● **Requirement**
Reproduce the lines of the listing exactly, beginning at the top, until the line with "great circle trace?" has been reproduced too.

● **Provided information**
|---|
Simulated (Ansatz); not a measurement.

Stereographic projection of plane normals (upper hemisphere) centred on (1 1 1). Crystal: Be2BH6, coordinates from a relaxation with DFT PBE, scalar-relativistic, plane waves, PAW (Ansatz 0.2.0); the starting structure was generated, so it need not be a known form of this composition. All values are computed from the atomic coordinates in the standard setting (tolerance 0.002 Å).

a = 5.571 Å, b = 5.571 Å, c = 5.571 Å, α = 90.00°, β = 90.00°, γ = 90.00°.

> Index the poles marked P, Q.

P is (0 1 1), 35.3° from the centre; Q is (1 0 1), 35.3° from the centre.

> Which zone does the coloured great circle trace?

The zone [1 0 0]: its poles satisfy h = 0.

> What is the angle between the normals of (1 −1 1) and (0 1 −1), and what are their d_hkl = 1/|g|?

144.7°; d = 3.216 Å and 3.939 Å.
|---|

● **Exercise result**
Simulated (Ansatz); not a measurement.

Stereographic projection of plane normals (upper hemisphere) centred on (1 1 1). Crystal: Be2BH6, coordinates from a relaxation with DFT PBE, scalar-relativistic, plane waves, PAW (Ansatz 0.2.0); the starting structure was generated, so it need not be a known form of this composition. All values are computed from the atomic coordinates in the standard setting (tolerance 0.002 Å).

a = 5.571 Å, b = 5.571 Å, c = 5.571 Å, α = 90.00°, β = 90.00°, γ = 90.00°.

> Index the poles marked P, Q.

P is (0 1 1), 35.3° from the centre; Q is (1 0 1), 35.3° from the centre.

> Which zone does the coloured great circle trace?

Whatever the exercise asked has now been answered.